++++ Raw data
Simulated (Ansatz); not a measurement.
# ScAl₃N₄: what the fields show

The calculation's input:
++++++++

- _Assignment_:
The line with "# ScAl₃N₄: what the fields show" is the last to include; transcribe exactly every line from the top of the material above down to it.

- _Task answer_:
Simulated (Ansatz); not a measurement.
# ScAl₃N₄: what the fields show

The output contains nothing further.